:: SOURCE INFORMATION ::
[Start of Attachment]
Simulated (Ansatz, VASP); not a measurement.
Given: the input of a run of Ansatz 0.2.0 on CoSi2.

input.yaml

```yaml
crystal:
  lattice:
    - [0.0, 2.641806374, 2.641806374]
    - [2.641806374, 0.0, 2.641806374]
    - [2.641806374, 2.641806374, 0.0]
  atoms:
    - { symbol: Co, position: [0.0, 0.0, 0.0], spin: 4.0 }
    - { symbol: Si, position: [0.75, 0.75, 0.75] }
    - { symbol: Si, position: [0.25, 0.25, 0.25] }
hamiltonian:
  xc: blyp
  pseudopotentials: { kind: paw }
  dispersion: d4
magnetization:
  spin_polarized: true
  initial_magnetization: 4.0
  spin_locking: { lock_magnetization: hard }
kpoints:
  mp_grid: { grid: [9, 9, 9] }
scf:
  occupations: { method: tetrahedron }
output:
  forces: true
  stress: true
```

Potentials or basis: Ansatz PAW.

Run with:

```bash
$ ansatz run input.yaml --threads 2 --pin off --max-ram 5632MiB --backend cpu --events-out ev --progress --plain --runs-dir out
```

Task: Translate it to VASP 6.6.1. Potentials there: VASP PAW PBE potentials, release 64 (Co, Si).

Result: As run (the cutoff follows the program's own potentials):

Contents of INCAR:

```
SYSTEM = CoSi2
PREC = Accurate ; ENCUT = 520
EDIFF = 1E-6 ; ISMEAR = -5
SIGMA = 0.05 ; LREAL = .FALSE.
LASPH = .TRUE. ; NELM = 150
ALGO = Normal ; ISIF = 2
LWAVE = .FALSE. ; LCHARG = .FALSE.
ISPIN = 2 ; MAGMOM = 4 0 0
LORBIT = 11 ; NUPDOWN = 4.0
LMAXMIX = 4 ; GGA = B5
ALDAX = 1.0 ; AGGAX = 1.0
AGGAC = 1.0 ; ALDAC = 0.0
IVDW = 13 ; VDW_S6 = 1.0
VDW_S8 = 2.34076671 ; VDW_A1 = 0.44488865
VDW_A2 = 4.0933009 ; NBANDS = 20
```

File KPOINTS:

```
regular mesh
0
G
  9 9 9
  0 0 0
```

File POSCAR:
[End of Attachment]

:: ACTION ITEM ::
Send back exactly, with nothing added, the lines from the first line of the material above through the line holding "Task: Translate it"; both ends are included.

:: ANSWER SPACE ::
Simulated (Ansatz, VASP); not a measurement.
Given: the input of a run of Ansatz 0.2.0 on CoSi2.

input.yaml

```yaml
crystal:
  lattice:
    - [0.0, 2.641806374, 2.641806374]
    - [2.641806374, 0.0, 2.641806374]
    - [2.641806374, 2.641806374, 0.0]
  atoms:
    - { symbol: Co, position: [0.0, 0.0, 0.0], spin: 4.0 }
    - { symbol: Si, position: [0.75, 0.75, 0.75] }
    - { symbol: Si, position: [0.25, 0.25, 0.25] }
hamiltonian:
  xc: blyp
  pseudopotentials: { kind: paw }
  dispersion: d4
magnetization:
  spin_polarized: true
  initial_magnetization: 4.0
  spin_locking: { lock_magnetization: hard }
kpoints:
  mp_grid: { grid: [9, 9, 9] }
scf:
  occupations: { method: tetrahedron }
output:
  forces: true
  stress: true
```

Potentials or basis: Ansatz PAW.

Run with:

```bash
$ ansatz run input.yaml --threads 2 --pin off --max-ram 5632MiB --backend cpu --events-out ev --progress --plain --runs-dir out
```

Task: Translate it to VASP 6.6.1. Potentials there: VASP PAW PBE potentials, release 64 (Co, Si).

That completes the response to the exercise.